____ EXTRACTED MATERIAL

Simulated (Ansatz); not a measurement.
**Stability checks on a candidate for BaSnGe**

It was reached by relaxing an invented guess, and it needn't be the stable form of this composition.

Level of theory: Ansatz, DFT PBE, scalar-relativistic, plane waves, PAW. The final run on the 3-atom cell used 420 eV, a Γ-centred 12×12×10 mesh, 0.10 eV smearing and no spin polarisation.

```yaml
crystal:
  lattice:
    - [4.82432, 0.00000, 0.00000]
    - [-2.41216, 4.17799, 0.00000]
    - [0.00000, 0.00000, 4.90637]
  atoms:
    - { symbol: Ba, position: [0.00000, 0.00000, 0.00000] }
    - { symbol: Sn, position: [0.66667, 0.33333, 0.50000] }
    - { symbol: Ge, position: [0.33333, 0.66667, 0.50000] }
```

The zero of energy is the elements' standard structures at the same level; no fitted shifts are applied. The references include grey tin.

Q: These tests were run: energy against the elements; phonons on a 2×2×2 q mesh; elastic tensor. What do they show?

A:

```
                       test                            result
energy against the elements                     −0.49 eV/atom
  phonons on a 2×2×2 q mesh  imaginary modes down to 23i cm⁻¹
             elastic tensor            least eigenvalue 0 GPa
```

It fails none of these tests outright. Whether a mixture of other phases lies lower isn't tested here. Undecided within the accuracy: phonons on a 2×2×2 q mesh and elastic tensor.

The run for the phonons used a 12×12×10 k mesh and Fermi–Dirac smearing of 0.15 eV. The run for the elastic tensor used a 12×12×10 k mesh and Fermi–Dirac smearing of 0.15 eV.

________

* **ASSIGNED TASK**
From start to finish, retype the records above with complete accuracy.

* **TASK ANSWER**
Simulated (Ansatz); not a measurement.
**Stability checks on a candidate for BaSnGe**

It was reached by relaxing an invented guess, and it needn't be the stable form of this composition.

Level of theory: Ansatz, DFT PBE, scalar-relativistic, plane waves, PAW. The final run on the 3-atom cell used 420 eV, a Γ-centred 12×12×10 mesh, 0.10 eV smearing and no spin polarisation.

```yaml
crystal:
  lattice:
    - [4.82432, 0.00000, 0.00000]
    - [-2.41216, 4.17799, 0.00000]
    - [0.00000, 0.00000, 4.90637]
  atoms:
    - { symbol: Ba, position: [0.00000, 0.00000, 0.00000] }
    - { symbol: Sn, position: [0.66667, 0.33333, 0.50000] }
    - { symbol: Ge, position: [0.33333, 0.66667, 0.50000] }
```

The zero of energy is the elements' standard structures at the same level; no fitted shifts are applied. The references include grey tin.

Q: These tests were run: energy against the elements; phonons on a 2×2×2 q mesh; elastic tensor. What do they show?

A:

```
                       test                            result
energy against the elements                     −0.49 eV/atom
  phonons on a 2×2×2 q mesh  imaginary modes down to 23i cm⁻¹
             elastic tensor            least eigenvalue 0 GPa
```

It fails none of these tests outright. Whether a mixture of other phases lies lower isn't tested here. Undecided within the accuracy: phonons on a 2×2×2 q mesh and elastic tensor.

The run for the phonons used a 12×12×10 k mesh and Fermi–Dirac smearing of 0.15 eV. The run for the elastic tensor used a 12×12×10 k mesh and Fermi–Dirac smearing of 0.15 eV.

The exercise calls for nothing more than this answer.